▸ Work task
Go through the entries below from the first line and output each one exactly, up to and including the line with "## (2) Single point, RPBE+D4".

:: Information provided ::

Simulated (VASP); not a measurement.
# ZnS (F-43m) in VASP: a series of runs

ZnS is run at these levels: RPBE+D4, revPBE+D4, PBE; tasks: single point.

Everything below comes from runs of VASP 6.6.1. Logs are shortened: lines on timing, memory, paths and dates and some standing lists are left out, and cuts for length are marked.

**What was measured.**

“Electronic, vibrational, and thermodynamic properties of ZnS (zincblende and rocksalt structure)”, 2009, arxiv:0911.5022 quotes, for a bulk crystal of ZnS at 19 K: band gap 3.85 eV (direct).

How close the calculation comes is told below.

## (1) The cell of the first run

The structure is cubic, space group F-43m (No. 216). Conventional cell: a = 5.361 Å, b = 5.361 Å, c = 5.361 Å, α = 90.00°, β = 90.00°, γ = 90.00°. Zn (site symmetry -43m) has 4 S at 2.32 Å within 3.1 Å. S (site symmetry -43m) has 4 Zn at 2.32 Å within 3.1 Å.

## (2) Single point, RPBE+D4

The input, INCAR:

:::

▸ Reply
Simulated (VASP); not a measurement.
# ZnS (F-43m) in VASP: a series of runs

ZnS is run at these levels: RPBE+D4, revPBE+D4, PBE; tasks: single point.

Everything below comes from runs of VASP 6.6.1. Logs are shortened: lines on timing, memory, paths and dates and some standing lists are left out, and cuts for length are marked.

**What was measured.**

“Electronic, vibrational, and thermodynamic properties of ZnS (zincblende and rocksalt structure)”, 2009, arxiv:0911.5022 quotes, for a bulk crystal of ZnS at 19 K: band gap 3.85 eV (direct).

How close the calculation comes is told below.

## (1) The cell of the first run

The structure is cubic, space group F-43m (No. 216). Conventional cell: a = 5.361 Å, b = 5.361 Å, c = 5.361 Å, α = 90.00°, β = 90.00°, γ = 90.00°. Zn (site symmetry -43m) has 4 S at 2.32 Å within 3.1 Å. S (site symmetry -43m) has 4 Zn at 2.32 Å within 3.1 Å.

## (2) Single point, RPBE+D4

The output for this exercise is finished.